- Work order
Repeat every record exactly as written.

- Study material
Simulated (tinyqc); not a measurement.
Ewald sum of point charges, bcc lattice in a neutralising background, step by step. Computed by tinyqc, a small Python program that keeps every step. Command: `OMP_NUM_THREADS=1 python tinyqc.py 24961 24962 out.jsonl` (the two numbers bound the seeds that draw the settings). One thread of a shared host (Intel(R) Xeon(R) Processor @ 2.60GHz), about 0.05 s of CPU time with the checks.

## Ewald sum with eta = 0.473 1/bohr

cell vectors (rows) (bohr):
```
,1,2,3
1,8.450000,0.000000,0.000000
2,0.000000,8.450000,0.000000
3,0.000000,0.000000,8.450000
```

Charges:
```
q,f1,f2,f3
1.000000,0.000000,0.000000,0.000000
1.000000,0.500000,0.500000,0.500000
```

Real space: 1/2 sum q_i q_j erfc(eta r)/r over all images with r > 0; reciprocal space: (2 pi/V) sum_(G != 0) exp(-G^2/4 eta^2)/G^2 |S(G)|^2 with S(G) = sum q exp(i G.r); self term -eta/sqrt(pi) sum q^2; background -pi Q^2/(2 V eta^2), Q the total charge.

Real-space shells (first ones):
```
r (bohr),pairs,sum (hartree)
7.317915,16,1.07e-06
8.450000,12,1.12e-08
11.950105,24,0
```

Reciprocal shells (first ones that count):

- Response area
Simulated (tinyqc); not a measurement.
Ewald sum of point charges, bcc lattice in a neutralising background, step by step. Computed by tinyqc, a small Python program that keeps every step. Command: `OMP_NUM_THREADS=1 python tinyqc.py 24961 24962 out.jsonl` (the two numbers bound the seeds that draw the settings). One thread of a shared host (Intel(R) Xeon(R) Processor @ 2.60GHz), about 0.05 s of CPU time with the checks.

## Ewald sum with eta = 0.473 1/bohr

cell vectors (rows) (bohr):
```
,1,2,3
1,8.450000,0.000000,0.000000
2,0.000000,8.450000,0.000000
3,0.000000,0.000000,8.450000
```

Charges:
```
q,f1,f2,f3
1.000000,0.000000,0.000000,0.000000
1.000000,0.500000,0.500000,0.500000
```

Real space: 1/2 sum q_i q_j erfc(eta r)/r over all images with r > 0; reciprocal space: (2 pi/V) sum_(G != 0) exp(-G^2/4 eta^2)/G^2 |S(G)|^2 with S(G) = sum q exp(i G.r); self term -eta/sqrt(pi) sum q^2; background -pi Q^2/(2 V eta^2), Q the total charge.

Real-space shells (first ones):
```
r (bohr),pairs,sum (hartree)
7.317915,16,1.07e-06
8.450000,12,1.12e-08
11.950105,24,0
```

Reciprocal shells (first ones that count):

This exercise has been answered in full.